Assignment:
Copy out the data line by line exactly, from its start to the line bearing "The largest gap", inclusive.

━━ Data listing

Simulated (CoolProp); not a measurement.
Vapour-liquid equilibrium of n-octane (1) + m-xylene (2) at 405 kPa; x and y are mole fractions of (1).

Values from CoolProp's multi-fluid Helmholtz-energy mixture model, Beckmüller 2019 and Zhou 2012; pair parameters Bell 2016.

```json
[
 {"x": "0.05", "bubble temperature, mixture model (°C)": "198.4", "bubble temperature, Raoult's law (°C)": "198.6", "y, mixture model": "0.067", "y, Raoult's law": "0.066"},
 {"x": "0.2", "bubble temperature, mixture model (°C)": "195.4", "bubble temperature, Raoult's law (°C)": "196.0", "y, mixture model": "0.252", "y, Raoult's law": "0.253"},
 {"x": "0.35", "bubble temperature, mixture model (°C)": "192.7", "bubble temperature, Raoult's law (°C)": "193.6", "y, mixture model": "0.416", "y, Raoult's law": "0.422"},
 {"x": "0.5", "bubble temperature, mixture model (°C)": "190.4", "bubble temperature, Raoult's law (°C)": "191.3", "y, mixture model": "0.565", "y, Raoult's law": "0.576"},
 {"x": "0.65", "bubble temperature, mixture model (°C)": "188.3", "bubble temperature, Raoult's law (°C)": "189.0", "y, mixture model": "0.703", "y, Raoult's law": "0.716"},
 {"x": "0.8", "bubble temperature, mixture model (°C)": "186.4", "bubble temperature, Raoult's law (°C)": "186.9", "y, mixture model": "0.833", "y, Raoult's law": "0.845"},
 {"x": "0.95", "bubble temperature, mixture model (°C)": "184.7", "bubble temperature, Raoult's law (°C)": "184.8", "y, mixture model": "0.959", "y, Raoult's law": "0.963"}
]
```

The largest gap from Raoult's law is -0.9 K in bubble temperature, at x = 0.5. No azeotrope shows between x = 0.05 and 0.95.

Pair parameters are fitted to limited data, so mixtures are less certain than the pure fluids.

━━━━

Task answer:
Simulated (CoolProp); not a measurement.
Vapour-liquid equilibrium of n-octane (1) + m-xylene (2) at 405 kPa; x and y are mole fractions of (1).

Values from CoolProp's multi-fluid Helmholtz-energy mixture model, Beckmüller 2019 and Zhou 2012; pair parameters Bell 2016.

```json
[
 {"x": "0.05", "bubble temperature, mixture model (°C)": "198.4", "bubble temperature, Raoult's law (°C)": "198.6", "y, mixture model": "0.067", "y, Raoult's law": "0.066"},
 {"x": "0.2", "bubble temperature, mixture model (°C)": "195.4", "bubble temperature, Raoult's law (°C)": "196.0", "y, mixture model": "0.252", "y, Raoult's law": "0.253"},
 {"x": "0.35", "bubble temperature, mixture model (°C)": "192.7", "bubble temperature, Raoult's law (°C)": "193.6", "y, mixture model": "0.416", "y, Raoult's law": "0.422"},
 {"x": "0.5", "bubble temperature, mixture model (°C)": "190.4", "bubble temperature, Raoult's law (°C)": "191.3", "y, mixture model": "0.565", "y, Raoult's law": "0.576"},
 {"x": "0.65", "bubble temperature, mixture model (°C)": "188.3", "bubble temperature, Raoult's law (°C)": "189.0", "y, mixture model": "0.703", "y, Raoult's law": "0.716"},
 {"x": "0.8", "bubble temperature, mixture model (°C)": "186.4", "bubble temperature, Raoult's law (°C)": "186.9", "y, mixture model": "0.833", "y, Raoult's law": "0.845"},
 {"x": "0.95", "bubble temperature, mixture model (°C)": "184.7", "bubble temperature, Raoult's law (°C)": "184.8", "y, mixture model": "0.959", "y, Raoult's law": "0.963"}
]
```

The largest gap from Raoult's law is -0.9 K in bubble temperature, at x = 0.5. No azeotrope shows between x = 0.05 and 0.95.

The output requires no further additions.